WORK TASK: Find the line with "# Which basis set comes closest?" in the entries below. Repeat it, every following line, and the line with "Structure with atom", exactly and with nothing added.

PROVIDED DATA:
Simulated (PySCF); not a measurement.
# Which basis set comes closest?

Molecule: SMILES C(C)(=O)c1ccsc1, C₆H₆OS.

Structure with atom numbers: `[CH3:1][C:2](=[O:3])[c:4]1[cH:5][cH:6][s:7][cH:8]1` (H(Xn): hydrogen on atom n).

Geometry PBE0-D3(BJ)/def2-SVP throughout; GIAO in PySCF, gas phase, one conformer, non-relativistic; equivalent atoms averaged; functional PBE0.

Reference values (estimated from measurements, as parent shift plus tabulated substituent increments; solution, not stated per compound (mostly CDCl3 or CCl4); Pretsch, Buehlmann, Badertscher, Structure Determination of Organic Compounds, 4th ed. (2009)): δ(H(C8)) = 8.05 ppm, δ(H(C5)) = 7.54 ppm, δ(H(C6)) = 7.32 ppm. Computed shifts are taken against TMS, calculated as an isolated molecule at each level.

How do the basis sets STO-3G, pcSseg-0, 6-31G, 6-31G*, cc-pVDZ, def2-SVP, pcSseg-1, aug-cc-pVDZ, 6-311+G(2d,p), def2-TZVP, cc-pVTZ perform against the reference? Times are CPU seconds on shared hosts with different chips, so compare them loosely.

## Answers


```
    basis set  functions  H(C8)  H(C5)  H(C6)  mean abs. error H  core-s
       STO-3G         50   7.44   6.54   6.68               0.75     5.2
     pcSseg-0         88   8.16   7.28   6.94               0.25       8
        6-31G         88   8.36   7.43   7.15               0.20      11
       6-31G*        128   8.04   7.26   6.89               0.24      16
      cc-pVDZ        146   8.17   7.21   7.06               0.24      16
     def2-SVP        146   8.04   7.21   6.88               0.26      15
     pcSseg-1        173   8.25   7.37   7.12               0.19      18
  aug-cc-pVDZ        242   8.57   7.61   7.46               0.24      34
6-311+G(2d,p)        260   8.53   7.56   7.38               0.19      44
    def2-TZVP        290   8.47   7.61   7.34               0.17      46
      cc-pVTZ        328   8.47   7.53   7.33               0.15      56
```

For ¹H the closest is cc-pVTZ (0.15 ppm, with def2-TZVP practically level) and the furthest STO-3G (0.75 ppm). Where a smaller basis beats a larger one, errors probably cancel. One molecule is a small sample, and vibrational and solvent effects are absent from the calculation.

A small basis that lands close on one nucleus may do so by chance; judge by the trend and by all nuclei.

WRITTEN RESPONSE:
# Which basis set comes closest?

Molecule: SMILES C(C)(=O)c1ccsc1, C₆H₆OS.

Structure with atom numbers: `[CH3:1][C:2](=[O:3])[c:4]1[cH:5][cH:6][s:7][cH:8]1` (H(Xn): hydrogen on atom n).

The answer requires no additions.